========

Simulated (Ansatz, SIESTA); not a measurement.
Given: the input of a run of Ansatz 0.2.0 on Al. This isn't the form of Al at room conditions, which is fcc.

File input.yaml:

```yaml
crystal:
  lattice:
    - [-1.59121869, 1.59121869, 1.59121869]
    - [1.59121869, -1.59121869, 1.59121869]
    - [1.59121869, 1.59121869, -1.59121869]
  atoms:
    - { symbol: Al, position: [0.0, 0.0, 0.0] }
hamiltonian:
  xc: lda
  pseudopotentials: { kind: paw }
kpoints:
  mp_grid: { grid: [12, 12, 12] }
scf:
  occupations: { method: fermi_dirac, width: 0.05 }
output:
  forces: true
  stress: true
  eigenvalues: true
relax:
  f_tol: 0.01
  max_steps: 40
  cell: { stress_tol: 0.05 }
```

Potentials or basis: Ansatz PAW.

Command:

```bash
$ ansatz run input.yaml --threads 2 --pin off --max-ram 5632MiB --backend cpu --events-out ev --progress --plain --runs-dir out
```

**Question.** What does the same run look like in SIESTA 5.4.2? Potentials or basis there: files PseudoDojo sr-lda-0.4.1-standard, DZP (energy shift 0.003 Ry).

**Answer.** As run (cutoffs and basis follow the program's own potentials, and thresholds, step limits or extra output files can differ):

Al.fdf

========

## Required action
I'd like an exact copy of the lines above, from the very first one through the line that contains "shift 0.003 Ry).", with nothing else added.

## Exercise solution
Simulated (Ansatz, SIESTA); not a measurement.
Given: the input of a run of Ansatz 0.2.0 on Al. This isn't the form of Al at room conditions, which is fcc.

File input.yaml:

```yaml
crystal:
  lattice:
    - [-1.59121869, 1.59121869, 1.59121869]
    - [1.59121869, -1.59121869, 1.59121869]
    - [1.59121869, 1.59121869, -1.59121869]
  atoms:
    - { symbol: Al, position: [0.0, 0.0, 0.0] }
hamiltonian:
  xc: lda
  pseudopotentials: { kind: paw }
kpoints:
  mp_grid: { grid: [12, 12, 12] }
scf:
  occupations: { method: fermi_dirac, width: 0.05 }
output:
  forces: true
  stress: true
  eigenvalues: true
relax:
  f_tol: 0.01
  max_steps: 40
  cell: { stress_tol: 0.05 }
```

Potentials or basis: Ansatz PAW.

Command:

```bash
$ ansatz run input.yaml --threads 2 --pin off --max-ram 5632MiB --backend cpu --events-out ev --progress --plain --runs-dir out
```

**Question.** What does the same run look like in SIESTA 5.4.2? Potentials or basis there: files PseudoDojo sr-lda-0.4.1-standard, DZP (energy shift 0.003 Ry).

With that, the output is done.